— ASSIGNMENT —
The records are to be copied exactly and in full.

— MATERIAL SHOWN —
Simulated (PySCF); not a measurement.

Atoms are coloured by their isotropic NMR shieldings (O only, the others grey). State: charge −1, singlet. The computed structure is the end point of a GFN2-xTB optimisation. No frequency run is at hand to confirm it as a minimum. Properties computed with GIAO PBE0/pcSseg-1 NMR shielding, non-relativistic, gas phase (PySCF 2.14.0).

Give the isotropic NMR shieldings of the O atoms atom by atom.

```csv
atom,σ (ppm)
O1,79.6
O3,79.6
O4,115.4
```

— TASK RESULT —
Simulated (PySCF); not a measurement.

Atoms are coloured by their isotropic NMR shieldings (O only, the others grey). State: charge −1, singlet. The computed structure is the end point of a GFN2-xTB optimisation. No frequency run is at hand to confirm it as a minimum. Properties computed with GIAO PBE0/pcSseg-1 NMR shielding, non-relativistic, gas phase (PySCF 2.14.0).

Give the isotropic NMR shieldings of the O atoms atom by atom.

```csv
atom,σ (ppm)
O1,79.6
O3,79.6
O4,115.4
```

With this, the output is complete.